* WORK TASK:
Repeat the listing below line for line, exactly as shown.

* INPUT DATA:
━━━━

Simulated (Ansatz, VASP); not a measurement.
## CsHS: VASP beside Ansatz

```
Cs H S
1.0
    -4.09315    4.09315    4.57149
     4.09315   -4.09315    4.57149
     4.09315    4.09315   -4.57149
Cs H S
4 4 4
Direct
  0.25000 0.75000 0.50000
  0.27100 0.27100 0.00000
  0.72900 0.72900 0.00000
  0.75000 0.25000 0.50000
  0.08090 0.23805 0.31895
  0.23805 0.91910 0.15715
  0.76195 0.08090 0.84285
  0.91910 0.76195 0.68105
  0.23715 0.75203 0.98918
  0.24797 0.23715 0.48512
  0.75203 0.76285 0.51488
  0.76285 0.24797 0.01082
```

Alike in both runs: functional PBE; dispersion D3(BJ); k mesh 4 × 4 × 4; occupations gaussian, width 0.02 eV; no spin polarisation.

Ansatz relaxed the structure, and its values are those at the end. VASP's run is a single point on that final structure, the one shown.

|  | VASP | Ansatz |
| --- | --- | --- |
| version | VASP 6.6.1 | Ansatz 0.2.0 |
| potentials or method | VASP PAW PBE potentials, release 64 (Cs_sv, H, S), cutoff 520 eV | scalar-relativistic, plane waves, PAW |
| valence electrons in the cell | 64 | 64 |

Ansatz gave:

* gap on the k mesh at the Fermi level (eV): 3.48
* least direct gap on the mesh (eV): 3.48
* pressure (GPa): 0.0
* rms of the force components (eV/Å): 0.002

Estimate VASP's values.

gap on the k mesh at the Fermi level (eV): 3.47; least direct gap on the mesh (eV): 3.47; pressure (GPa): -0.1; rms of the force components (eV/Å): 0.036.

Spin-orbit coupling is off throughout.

━━━━

* SOLUTION:
Simulated (Ansatz, VASP); not a measurement.
## CsHS: VASP beside Ansatz

```
Cs H S
1.0
    -4.09315    4.09315    4.57149
     4.09315   -4.09315    4.57149
     4.09315    4.09315   -4.57149
Cs H S
4 4 4
Direct
  0.25000 0.75000 0.50000
  0.27100 0.27100 0.00000
  0.72900 0.72900 0.00000
  0.75000 0.25000 0.50000
  0.08090 0.23805 0.31895
  0.23805 0.91910 0.15715
  0.76195 0.08090 0.84285
  0.91910 0.76195 0.68105
  0.23715 0.75203 0.98918
  0.24797 0.23715 0.48512
  0.75203 0.76285 0.51488
  0.76285 0.24797 0.01082
```

Alike in both runs: functional PBE; dispersion D3(BJ); k mesh 4 × 4 × 4; occupations gaussian, width 0.02 eV; no spin polarisation.

Ansatz relaxed the structure, and its values are those at the end. VASP's run is a single point on that final structure, the one shown.

|  | VASP | Ansatz |
| --- | --- | --- |
| version | VASP 6.6.1 | Ansatz 0.2.0 |
| potentials or method | VASP PAW PBE potentials, release 64 (Cs_sv, H, S), cutoff 520 eV | scalar-relativistic, plane waves, PAW |
| valence electrons in the cell | 64 | 64 |

Ansatz gave:

* gap on the k mesh at the Fermi level (eV): 3.48
* least direct gap on the mesh (eV): 3.48
* pressure (GPa): 0.0
* rms of the force components (eV/Å): 0.002

Estimate VASP's values.

gap on the k mesh at the Fermi level (eV): 3.47; least direct gap on the mesh (eV): 3.47; pressure (GPa): -0.1; rms of the force components (eV/Å): 0.036.

Spin-orbit coupling is off throughout.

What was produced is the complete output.